Only the lines from the beginning of the data below through the line containing "Ground-state electric properties" belong in the response, each copied exactly.

Given data
++++++
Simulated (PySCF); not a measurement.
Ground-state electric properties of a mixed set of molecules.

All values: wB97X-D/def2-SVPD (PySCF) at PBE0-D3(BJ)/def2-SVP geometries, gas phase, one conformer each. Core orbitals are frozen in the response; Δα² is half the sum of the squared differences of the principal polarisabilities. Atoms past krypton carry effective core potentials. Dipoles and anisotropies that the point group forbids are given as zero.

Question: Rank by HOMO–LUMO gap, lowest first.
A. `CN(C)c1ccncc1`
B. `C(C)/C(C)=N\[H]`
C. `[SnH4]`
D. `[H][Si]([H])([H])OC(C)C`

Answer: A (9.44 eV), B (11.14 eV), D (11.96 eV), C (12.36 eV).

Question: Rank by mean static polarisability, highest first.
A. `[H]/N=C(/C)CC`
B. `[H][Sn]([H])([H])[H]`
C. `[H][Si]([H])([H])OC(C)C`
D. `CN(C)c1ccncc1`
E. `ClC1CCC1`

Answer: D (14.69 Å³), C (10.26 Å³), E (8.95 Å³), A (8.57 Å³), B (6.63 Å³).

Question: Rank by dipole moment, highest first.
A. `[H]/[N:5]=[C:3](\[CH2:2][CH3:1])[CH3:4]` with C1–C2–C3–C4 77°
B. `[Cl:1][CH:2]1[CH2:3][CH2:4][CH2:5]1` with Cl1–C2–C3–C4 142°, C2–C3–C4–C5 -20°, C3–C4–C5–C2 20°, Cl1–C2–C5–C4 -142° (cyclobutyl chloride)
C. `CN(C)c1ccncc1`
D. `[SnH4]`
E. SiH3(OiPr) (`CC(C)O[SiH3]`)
++++++

Exercise answer
Simulated (PySCF); not a measurement.
Ground-state electric properties of a mixed set of molecules.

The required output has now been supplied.